■ **Extracted records**
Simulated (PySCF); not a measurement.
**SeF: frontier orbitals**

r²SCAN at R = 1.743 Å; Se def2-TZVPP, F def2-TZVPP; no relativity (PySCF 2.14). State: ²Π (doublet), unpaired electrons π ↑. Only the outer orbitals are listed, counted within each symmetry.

■ **Exercise**
What is needed is an exact restatement of every record above.

■ **Result**
Simulated (PySCF); not a measurement.
**SeF: frontier orbitals**

r²SCAN at R = 1.743 Å; Se def2-TZVPP, F def2-TZVPP; no relativity (PySCF 2.14). State: ²Π (doublet), unpaired electrons π ↑. Only the outer orbitals are listed, counted within each symmetry.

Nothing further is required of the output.